_ACTION ITEM_
Return only what lies between the first line of the entries and the line containing "none | 0.8 |", both lines included.

_DATA SECTION_
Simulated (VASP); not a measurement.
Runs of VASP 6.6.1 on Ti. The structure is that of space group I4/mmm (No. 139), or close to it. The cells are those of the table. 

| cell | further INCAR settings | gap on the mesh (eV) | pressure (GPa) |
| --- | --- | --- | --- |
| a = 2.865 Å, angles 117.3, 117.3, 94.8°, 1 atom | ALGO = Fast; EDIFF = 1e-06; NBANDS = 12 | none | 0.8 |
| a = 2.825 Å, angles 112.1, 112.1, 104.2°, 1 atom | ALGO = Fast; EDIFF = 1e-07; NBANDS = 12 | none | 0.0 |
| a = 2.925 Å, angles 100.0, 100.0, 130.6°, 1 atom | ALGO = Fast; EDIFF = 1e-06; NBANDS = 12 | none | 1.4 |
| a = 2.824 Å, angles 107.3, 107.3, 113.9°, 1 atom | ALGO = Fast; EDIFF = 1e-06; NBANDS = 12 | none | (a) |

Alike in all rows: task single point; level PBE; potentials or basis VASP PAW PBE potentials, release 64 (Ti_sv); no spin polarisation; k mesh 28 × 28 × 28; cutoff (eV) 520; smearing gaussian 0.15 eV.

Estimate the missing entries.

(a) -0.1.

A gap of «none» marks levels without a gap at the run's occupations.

_TASK SOLUTION_
Simulated (VASP); not a measurement.
Runs of VASP 6.6.1 on Ti. The structure is that of space group I4/mmm (No. 139), or close to it. The cells are those of the table. 

| cell | further INCAR settings | gap on the mesh (eV) | pressure (GPa) |
| --- | --- | --- | --- |
| a = 2.865 Å, angles 117.3, 117.3, 94.8°, 1 atom | ALGO = Fast; EDIFF = 1e-06; NBANDS = 12 | none | 0.8 |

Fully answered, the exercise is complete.